○ ○ ○ ○ ○ ○ ○

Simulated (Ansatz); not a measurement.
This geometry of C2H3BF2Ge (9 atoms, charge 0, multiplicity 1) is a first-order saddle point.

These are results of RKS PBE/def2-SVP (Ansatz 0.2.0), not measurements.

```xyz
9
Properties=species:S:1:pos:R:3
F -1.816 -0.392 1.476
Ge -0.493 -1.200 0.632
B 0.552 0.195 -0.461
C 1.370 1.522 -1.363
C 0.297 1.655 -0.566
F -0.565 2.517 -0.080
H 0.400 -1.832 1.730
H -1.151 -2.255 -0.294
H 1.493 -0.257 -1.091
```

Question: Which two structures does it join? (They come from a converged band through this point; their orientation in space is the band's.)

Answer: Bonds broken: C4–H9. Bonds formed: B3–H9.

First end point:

○ ○ ○ ○ ○ ○ ○

*Action item*
An exact repetition of the material above is required, from its first line through the line holding "Question: Which two", with nothing added.

*Task result*
Simulated (Ansatz); not a measurement.
This geometry of C2H3BF2Ge (9 atoms, charge 0, multiplicity 1) is a first-order saddle point.

These are results of RKS PBE/def2-SVP (Ansatz 0.2.0), not measurements.

```xyz
9
Properties=species:S:1:pos:R:3
F -1.816 -0.392 1.476
Ge -0.493 -1.200 0.632
B 0.552 0.195 -0.461
C 1.370 1.522 -1.363
C 0.297 1.655 -0.566
F -0.565 2.517 -0.080
H 0.400 -1.832 1.730
H -1.151 -2.255 -0.294
H 1.493 -0.257 -1.091
```

Question: Which two structures does it join? (They come from a converged band through this point; their orientation in space is the band's.)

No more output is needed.